Information:
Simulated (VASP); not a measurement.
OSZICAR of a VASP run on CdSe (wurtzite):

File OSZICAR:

Brief: What you write must be the entries restated word for word, from the opening line through the one holding "OSZICAR of a", with nothing else.

Result:
Simulated (VASP); not a measurement.
OSZICAR of a VASP run on CdSe (wurtzite):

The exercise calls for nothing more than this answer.